- WORK REQUEST: With the line that contains "Charge 0, spin multiplicity 2." as the final line, return every line from the start of the data below exactly.

- STUDY MATERIAL:
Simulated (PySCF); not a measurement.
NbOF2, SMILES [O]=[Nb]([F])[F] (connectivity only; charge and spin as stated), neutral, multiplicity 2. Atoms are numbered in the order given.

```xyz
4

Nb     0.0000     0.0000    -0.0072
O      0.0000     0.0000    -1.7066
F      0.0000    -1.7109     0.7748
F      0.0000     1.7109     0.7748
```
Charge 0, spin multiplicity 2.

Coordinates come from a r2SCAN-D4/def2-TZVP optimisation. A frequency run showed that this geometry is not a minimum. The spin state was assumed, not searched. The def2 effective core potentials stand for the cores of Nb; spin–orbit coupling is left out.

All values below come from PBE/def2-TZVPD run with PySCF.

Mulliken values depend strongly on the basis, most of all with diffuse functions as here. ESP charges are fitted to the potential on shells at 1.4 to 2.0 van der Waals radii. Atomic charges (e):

- TASK RESULT:
Simulated (PySCF); not a measurement.
NbOF2, SMILES [O]=[Nb]([F])[F] (connectivity only; charge and spin as stated), neutral, multiplicity 2. Atoms are numbered in the order given.

```xyz
4

Nb     0.0000     0.0000    -0.0072
O      0.0000     0.0000    -1.7066
F      0.0000    -1.7109     0.7748
F      0.0000     1.7109     0.7748
```
Charge 0, spin multiplicity 2.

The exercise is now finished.